* [DATASET]:
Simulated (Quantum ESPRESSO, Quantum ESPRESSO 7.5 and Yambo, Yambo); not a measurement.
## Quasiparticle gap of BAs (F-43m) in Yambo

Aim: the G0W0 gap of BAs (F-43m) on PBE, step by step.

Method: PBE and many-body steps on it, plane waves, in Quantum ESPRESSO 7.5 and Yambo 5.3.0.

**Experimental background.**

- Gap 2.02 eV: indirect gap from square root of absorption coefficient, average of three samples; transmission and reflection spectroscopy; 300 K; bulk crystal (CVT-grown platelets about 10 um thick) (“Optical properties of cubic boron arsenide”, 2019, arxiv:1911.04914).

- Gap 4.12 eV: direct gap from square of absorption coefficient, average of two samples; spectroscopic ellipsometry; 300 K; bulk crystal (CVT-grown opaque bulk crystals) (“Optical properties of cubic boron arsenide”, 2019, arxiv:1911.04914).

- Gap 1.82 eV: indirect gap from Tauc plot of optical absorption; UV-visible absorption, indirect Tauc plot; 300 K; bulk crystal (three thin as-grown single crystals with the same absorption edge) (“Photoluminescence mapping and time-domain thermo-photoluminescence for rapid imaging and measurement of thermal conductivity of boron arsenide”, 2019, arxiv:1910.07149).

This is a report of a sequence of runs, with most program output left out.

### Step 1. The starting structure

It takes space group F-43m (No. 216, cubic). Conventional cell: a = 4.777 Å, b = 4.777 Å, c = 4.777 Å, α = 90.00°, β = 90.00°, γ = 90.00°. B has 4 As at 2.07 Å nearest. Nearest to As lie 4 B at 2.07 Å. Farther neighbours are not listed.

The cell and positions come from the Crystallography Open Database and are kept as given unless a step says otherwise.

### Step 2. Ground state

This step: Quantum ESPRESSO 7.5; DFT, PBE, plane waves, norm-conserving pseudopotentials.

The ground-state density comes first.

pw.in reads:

* [WORK TASK]: Here the job is to transcribe the lines from the first line of the data through the line containing "It takes space", inclusive, exactly and with nothing else.

* [PROBLEM SOLUTION]:
Simulated (Quantum ESPRESSO, Quantum ESPRESSO 7.5 and Yambo, Yambo); not a measurement.
## Quasiparticle gap of BAs (F-43m) in Yambo

Aim: the G0W0 gap of BAs (F-43m) on PBE, step by step.

Method: PBE and many-body steps on it, plane waves, in Quantum ESPRESSO 7.5 and Yambo 5.3.0.

**Experimental background.**

- Gap 2.02 eV: indirect gap from square root of absorption coefficient, average of three samples; transmission and reflection spectroscopy; 300 K; bulk crystal (CVT-grown platelets about 10 um thick) (“Optical properties of cubic boron arsenide”, 2019, arxiv:1911.04914).

- Gap 4.12 eV: direct gap from square of absorption coefficient, average of two samples; spectroscopic ellipsometry; 300 K; bulk crystal (CVT-grown opaque bulk crystals) (“Optical properties of cubic boron arsenide”, 2019, arxiv:1911.04914).

- Gap 1.82 eV: indirect gap from Tauc plot of optical absorption; UV-visible absorption, indirect Tauc plot; 300 K; bulk crystal (three thin as-grown single crystals with the same absorption edge) (“Photoluminescence mapping and time-domain thermo-photoluminescence for rapid imaging and measurement of thermal conductivity of boron arsenide”, 2019, arxiv:1910.07149).

This is a report of a sequence of runs, with most program output left out.

### Step 1. The starting structure

It takes space group F-43m (No. 216, cubic). Conventional cell: a = 4.777 Å, b = 4.777 Å, c = 4.777 Å, α = 90.00°, β = 90.00°, γ = 90.00°. B has 4 As at 2.07 Å nearest. Nearest to As lie 4 B at 2.07 Å. Farther neighbours are not listed.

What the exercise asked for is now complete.